* **Input data**:
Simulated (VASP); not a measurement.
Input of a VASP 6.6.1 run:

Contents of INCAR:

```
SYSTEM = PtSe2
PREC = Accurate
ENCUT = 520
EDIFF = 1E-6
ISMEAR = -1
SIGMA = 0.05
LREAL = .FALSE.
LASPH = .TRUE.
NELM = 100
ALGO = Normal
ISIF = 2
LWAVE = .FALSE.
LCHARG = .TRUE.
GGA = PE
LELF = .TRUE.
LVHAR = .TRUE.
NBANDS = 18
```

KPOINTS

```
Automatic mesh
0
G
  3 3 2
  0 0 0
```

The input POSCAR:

* **Assigned task**:
Print out the whole listing, with every line exactly as it appears.

* **Answer space**:
Simulated (VASP); not a measurement.
Input of a VASP 6.6.1 run:

Contents of INCAR:

```
SYSTEM = PtSe2
PREC = Accurate
ENCUT = 520
EDIFF = 1E-6
ISMEAR = -1
SIGMA = 0.05
LREAL = .FALSE.
LASPH = .TRUE.
NELM = 100
ALGO = Normal
ISIF = 2
LWAVE = .FALSE.
LCHARG = .TRUE.
GGA = PE
LELF = .TRUE.
LVHAR = .TRUE.
NBANDS = 18
```

KPOINTS

```
Automatic mesh
0
G
  3 3 2
  0 0 0
```

The input POSCAR:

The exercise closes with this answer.